● Work order: In full and without alteration, write out the data below.

● Information shown:
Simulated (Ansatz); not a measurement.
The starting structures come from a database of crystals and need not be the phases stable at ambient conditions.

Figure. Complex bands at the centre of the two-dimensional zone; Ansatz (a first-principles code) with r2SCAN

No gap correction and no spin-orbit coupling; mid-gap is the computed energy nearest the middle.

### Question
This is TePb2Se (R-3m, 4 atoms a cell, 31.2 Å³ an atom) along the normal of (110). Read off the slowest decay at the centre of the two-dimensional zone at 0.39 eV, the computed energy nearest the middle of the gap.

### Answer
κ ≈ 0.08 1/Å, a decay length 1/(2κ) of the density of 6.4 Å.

● Task result:
Simulated (Ansatz); not a measurement.
The starting structures come from a database of crystals and need not be the phases stable at ambient conditions.

Figure. Complex bands at the centre of the two-dimensional zone; Ansatz (a first-principles code) with r2SCAN

No gap correction and no spin-orbit coupling; mid-gap is the computed energy nearest the middle.

### Question
This is TePb2Se (R-3m, 4 atoms a cell, 31.2 Å³ an atom) along the normal of (110). Read off the slowest decay at the centre of the two-dimensional zone at 0.39 eV, the computed energy nearest the middle of the gap.

### Answer
κ ≈ 0.08 1/Å, a decay length 1/(2κ) of the density of 6.4 Å.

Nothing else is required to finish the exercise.